* **WORK ITEM**
From the records below, transcribe only the lines running from the one with "# C₅H₈, SMILES" through the one with "(TDA) | 6.53 eV |". Keep both of those end lines.

* **LISTED ENTRIES**
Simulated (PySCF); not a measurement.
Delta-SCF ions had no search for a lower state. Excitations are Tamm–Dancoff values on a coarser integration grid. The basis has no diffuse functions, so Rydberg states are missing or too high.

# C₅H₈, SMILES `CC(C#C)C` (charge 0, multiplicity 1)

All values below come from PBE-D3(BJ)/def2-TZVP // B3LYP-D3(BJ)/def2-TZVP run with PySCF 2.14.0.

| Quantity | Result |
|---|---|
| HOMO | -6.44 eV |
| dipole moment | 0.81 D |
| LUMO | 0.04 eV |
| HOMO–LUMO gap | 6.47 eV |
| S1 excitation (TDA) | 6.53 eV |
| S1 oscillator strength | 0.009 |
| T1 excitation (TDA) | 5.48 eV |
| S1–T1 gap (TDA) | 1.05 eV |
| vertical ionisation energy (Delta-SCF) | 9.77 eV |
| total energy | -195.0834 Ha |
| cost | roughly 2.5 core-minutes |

* **SOLUTION**
# C₅H₈, SMILES `CC(C#C)C` (charge 0, multiplicity 1)

All values below come from PBE-D3(BJ)/def2-TZVP // B3LYP-D3(BJ)/def2-TZVP run with PySCF 2.14.0.

| Quantity | Result |
|---|---|
| HOMO | -6.44 eV |
| dipole moment | 0.81 D |
| LUMO | 0.04 eV |
| HOMO–LUMO gap | 6.47 eV |
| S1 excitation (TDA) | 6.53 eV |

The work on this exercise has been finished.